Give back every record below precisely as written.

(Beginning of EXCERPTED RECORDS)

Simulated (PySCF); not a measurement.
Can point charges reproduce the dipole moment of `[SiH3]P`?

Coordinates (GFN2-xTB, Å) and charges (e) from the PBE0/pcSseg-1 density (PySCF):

(End of EXCERPTED RECORDS)

• PROBLEM SOLUTION:
Simulated (PySCF); not a measurement.
Can point charges reproduce the dipole moment of `[SiH3]P`?

Coordinates (GFN2-xTB, Å) and charges (e) from the PBE0/pcSseg-1 density (PySCF):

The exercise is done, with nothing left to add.